EXERCISE -
Each line below should be restated word for word.

□ □ □ □
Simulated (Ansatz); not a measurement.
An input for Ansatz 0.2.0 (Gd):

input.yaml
□ □ □ □

EXERCISE OUTPUT -
Simulated (Ansatz); not a measurement.
An input for Ansatz 0.2.0 (Gd):

input.yaml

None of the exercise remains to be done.